## DATA EXCERPTS
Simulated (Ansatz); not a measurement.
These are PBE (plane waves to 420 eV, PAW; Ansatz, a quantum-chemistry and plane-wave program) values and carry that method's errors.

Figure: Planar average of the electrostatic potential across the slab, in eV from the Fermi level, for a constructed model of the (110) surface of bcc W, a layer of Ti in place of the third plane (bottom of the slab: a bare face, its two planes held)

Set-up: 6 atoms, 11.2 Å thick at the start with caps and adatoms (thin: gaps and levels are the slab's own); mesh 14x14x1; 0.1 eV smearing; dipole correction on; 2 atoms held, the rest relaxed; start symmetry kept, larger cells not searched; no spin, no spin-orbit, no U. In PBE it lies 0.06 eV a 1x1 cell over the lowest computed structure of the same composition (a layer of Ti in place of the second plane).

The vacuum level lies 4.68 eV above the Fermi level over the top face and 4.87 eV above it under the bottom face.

## WORK ORDER
Please write out every line of the data exactly.

## EXERCISE ANSWER
Simulated (Ansatz); not a measurement.
These are PBE (plane waves to 420 eV, PAW; Ansatz, a quantum-chemistry and plane-wave program) values and carry that method's errors.

Figure: Planar average of the electrostatic potential across the slab, in eV from the Fermi level, for a constructed model of the (110) surface of bcc W, a layer of Ti in place of the third plane (bottom of the slab: a bare face, its two planes held)

Set-up: 6 atoms, 11.2 Å thick at the start with caps and adatoms (thin: gaps and levels are the slab's own); mesh 14x14x1; 0.1 eV smearing; dipole correction on; 2 atoms held, the rest relaxed; start symmetry kept, larger cells not searched; no spin, no spin-orbit, no U. In PBE it lies 0.06 eV a 1x1 cell over the lowest computed structure of the same composition (a layer of Ti in place of the second plane).

The vacuum level lies 4.68 eV above the Fermi level over the top face and 4.87 eV above it under the bottom face.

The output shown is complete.